Nothing in the data may be altered; copy it all exactly.

→ DATA SUPPLIED:
# # # #
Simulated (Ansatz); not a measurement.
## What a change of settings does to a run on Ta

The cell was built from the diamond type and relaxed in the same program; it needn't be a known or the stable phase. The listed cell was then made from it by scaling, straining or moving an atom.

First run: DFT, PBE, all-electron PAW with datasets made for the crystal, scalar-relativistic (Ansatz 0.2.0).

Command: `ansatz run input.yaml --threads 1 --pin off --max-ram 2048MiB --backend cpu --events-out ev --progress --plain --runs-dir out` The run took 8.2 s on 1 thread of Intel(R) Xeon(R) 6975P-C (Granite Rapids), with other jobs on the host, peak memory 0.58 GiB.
# # # #

→ TASK OUTPUT:
Simulated (Ansatz); not a measurement.
## What a change of settings does to a run on Ta

The cell was built from the diamond type and relaxed in the same program; it needn't be a known or the stable phase. The listed cell was then made from it by scaling, straining or moving an atom.

First run: DFT, PBE, all-electron PAW with datasets made for the crystal, scalar-relativistic (Ansatz 0.2.0).

Command: `ansatz run input.yaml --threads 1 --pin off --max-ram 2048MiB --backend cpu --events-out ev --progress --plain --runs-dir out` The run took 8.2 s on 1 thread of Intel(R) Xeon(R) 6975P-C (Granite Rapids), with other jobs on the host, peak memory 0.58 GiB.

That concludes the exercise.